- The data
>>>
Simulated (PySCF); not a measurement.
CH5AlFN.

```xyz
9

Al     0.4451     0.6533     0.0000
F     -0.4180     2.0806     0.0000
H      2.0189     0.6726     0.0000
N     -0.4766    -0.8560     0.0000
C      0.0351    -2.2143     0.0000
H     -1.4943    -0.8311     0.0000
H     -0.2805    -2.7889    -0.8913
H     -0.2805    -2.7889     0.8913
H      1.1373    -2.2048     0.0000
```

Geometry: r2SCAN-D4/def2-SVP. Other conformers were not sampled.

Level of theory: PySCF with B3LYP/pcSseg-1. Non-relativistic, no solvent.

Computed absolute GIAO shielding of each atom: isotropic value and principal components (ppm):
<<<

- Required action
Nothing should be dropped: transcribe all the material exactly.

- Task solution
Simulated (PySCF); not a measurement.
CH5AlFN.

```xyz
9

Al     0.4451     0.6533     0.0000
F     -0.4180     2.0806     0.0000
H      2.0189     0.6726     0.0000
N     -0.4766    -0.8560     0.0000
C      0.0351    -2.2143     0.0000
H     -1.4943    -0.8311     0.0000
H     -0.2805    -2.7889    -0.8913
H     -0.2805    -2.7889     0.8913
H      1.1373    -2.2048     0.0000
```

Geometry: r2SCAN-D4/def2-SVP. Other conformers were not sampled.

Level of theory: PySCF with B3LYP/pcSseg-1. Non-relativistic, no solvent.

Computed absolute GIAO shielding of each atom: isotropic value and principal components (ppm):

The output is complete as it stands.